• [Records supplied]
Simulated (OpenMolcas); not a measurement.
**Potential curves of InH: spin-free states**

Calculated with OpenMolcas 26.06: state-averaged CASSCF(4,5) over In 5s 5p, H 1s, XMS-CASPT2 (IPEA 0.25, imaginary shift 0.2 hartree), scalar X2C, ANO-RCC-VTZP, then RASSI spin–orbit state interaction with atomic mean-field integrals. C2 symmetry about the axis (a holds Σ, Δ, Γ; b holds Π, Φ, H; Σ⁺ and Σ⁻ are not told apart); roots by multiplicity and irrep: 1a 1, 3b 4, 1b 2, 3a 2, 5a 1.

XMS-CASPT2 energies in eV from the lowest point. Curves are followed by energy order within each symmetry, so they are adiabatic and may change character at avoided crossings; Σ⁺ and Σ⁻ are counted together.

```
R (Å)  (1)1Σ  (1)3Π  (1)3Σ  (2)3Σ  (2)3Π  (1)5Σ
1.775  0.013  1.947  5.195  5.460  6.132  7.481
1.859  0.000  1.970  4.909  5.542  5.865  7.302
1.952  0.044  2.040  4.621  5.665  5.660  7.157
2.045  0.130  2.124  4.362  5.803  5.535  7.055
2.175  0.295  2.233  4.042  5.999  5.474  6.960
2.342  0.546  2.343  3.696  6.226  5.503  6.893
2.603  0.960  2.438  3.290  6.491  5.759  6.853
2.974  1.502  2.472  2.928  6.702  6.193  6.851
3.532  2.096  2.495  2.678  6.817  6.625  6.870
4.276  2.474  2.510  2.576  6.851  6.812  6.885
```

• [Assigned task]
Repeat exactly the lines above from the one with "InH: spin-free states**" up to and including the one with "Calculated with OpenMolcas". No other line belongs in the reply.

• [Exercise result]
**Potential curves of InH: spin-free states**

Calculated with OpenMolcas 26.06: state-averaged CASSCF(4,5) over In 5s 5p, H 1s, XMS-CASPT2 (IPEA 0.25, imaginary shift 0.2 hartree), scalar X2C, ANO-RCC-VTZP, then RASSI spin–orbit state interaction with atomic mean-field integrals. C2 symmetry about the axis (a holds Σ, Δ, Γ; b holds Π, Φ, H; Σ⁺ and Σ⁻ are not told apart); roots by multiplicity and irrep: 1a 1, 3b 4, 1b 2, 3a 2, 5a 1.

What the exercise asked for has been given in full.